*-*-*

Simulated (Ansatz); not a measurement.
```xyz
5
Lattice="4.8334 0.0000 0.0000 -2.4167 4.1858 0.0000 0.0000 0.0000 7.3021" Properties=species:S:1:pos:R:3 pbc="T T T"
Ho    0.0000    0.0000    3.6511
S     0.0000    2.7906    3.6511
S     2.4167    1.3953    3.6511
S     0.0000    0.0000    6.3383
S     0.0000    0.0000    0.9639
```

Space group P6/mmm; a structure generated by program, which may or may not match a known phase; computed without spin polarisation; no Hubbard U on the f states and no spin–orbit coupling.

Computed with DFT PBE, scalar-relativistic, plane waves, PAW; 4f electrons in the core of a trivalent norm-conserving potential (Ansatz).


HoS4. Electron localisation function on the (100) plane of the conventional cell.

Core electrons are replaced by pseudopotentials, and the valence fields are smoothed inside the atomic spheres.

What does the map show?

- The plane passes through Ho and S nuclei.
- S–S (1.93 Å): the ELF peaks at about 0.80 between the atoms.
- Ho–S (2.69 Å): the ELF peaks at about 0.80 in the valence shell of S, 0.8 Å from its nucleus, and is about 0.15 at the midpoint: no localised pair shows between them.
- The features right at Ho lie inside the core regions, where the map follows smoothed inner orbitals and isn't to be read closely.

*-*-*

REQUIRED ACTION:
Stopping at the line containing "HoS4. Electron localisation", please repeat exactly every line from the very start of the entries, that line included, and nothing more.

EXERCISE RESULT:
Simulated (Ansatz); not a measurement.
```xyz
5
Lattice="4.8334 0.0000 0.0000 -2.4167 4.1858 0.0000 0.0000 0.0000 7.3021" Properties=species:S:1:pos:R:3 pbc="T T T"
Ho    0.0000    0.0000    3.6511
S     0.0000    2.7906    3.6511
S     2.4167    1.3953    3.6511
S     0.0000    0.0000    6.3383
S     0.0000    0.0000    0.9639
```

Space group P6/mmm; a structure generated by program, which may or may not match a known phase; computed without spin polarisation; no Hubbard U on the f states and no spin–orbit coupling.

Computed with DFT PBE, scalar-relativistic, plane waves, PAW; 4f electrons in the core of a trivalent norm-conserving potential (Ansatz).


HoS4. Electron localisation function on the (100) plane of the conventional cell.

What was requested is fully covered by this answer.